Requirement: An exact reprint of all the records is the expected answer.

Data extracts:
==================================================

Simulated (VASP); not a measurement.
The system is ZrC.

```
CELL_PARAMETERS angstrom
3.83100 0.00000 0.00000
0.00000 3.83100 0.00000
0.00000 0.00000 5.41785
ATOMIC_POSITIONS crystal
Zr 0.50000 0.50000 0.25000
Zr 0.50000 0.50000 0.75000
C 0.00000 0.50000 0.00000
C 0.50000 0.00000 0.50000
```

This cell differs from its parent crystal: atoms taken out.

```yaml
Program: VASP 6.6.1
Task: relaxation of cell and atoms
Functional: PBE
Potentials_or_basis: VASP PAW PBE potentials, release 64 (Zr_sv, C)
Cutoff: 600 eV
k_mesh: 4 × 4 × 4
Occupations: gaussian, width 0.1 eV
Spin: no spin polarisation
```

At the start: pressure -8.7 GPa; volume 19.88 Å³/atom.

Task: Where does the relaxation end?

==================================================

Response box:
Simulated (VASP); not a measurement.
The system is ZrC.

```
CELL_PARAMETERS angstrom
3.83100 0.00000 0.00000
0.00000 3.83100 0.00000
0.00000 0.00000 5.41785
ATOMIC_POSITIONS crystal
Zr 0.50000 0.50000 0.25000
Zr 0.50000 0.50000 0.75000
C 0.00000 0.50000 0.00000
C 0.50000 0.00000 0.50000
```

This cell differs from its parent crystal: atoms taken out.

```yaml
Program: VASP 6.6.1
Task: relaxation of cell and atoms
Functional: PBE
Potentials_or_basis: VASP PAW PBE potentials, release 64 (Zr_sv, C)
Cutoff: 600 eV
k_mesh: 4 × 4 × 4
Occupations: gaussian, width 0.1 eV
Spin: no spin polarisation
```

At the start: pressure -8.7 GPa; volume 19.88 Å³/atom.

Task: Where does the relaxation end?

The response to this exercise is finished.